# Activity
What you return should be the lines from the first line of the records below through the line holding "- 476 K and", unchanged.

# Recorded information
:::

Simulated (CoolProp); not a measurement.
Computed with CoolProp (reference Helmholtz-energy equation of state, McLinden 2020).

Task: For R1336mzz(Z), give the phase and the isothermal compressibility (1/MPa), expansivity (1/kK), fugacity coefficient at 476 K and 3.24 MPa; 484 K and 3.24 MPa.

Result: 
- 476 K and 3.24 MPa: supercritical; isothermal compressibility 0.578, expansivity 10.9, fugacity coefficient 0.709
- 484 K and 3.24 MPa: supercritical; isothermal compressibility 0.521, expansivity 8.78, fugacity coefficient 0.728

:::

# Your solution
Simulated (CoolProp); not a measurement.
Computed with CoolProp (reference Helmholtz-energy equation of state, McLinden 2020).

Task: For R1336mzz(Z), give the phase and the isothermal compressibility (1/MPa), expansivity (1/kK), fugacity coefficient at 476 K and 3.24 MPa; 484 K and 3.24 MPa.

Result: 
- 476 K and 3.24 MPa: supercritical; isothermal compressibility 0.578, expansivity 10.9, fugacity coefficient 0.709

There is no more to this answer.